● Assignment
Nothing but the lines from the one with "Computed with CoolProp" down to the one with "It boils at 90.1 °C under 1 atm." should be returned, exactly and with both ends included, from the material below.

● Information given
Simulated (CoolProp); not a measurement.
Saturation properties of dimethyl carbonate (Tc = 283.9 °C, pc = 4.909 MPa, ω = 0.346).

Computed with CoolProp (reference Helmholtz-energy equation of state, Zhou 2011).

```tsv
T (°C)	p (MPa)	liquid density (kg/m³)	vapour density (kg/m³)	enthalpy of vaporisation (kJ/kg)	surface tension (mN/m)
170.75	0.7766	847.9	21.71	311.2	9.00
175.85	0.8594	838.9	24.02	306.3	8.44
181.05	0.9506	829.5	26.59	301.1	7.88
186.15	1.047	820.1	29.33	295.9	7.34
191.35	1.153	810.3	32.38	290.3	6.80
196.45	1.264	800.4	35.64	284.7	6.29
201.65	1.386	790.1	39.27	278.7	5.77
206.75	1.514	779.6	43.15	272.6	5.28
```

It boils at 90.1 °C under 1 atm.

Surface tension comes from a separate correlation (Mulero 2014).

● Exercise output
Computed with CoolProp (reference Helmholtz-energy equation of state, Zhou 2011).

```tsv
T (°C)	p (MPa)	liquid density (kg/m³)	vapour density (kg/m³)	enthalpy of vaporisation (kJ/kg)	surface tension (mN/m)
170.75	0.7766	847.9	21.71	311.2	9.00
175.85	0.8594	838.9	24.02	306.3	8.44
181.05	0.9506	829.5	26.59	301.1	7.88
186.15	1.047	820.1	29.33	295.9	7.34
191.35	1.153	810.3	32.38	290.3	6.80
196.45	1.264	800.4	35.64	284.7	6.29
201.65	1.386	790.1	39.27	278.7	5.77
206.75	1.514	779.6	43.15	272.6	5.28
```

It boils at 90.1 °C under 1 atm.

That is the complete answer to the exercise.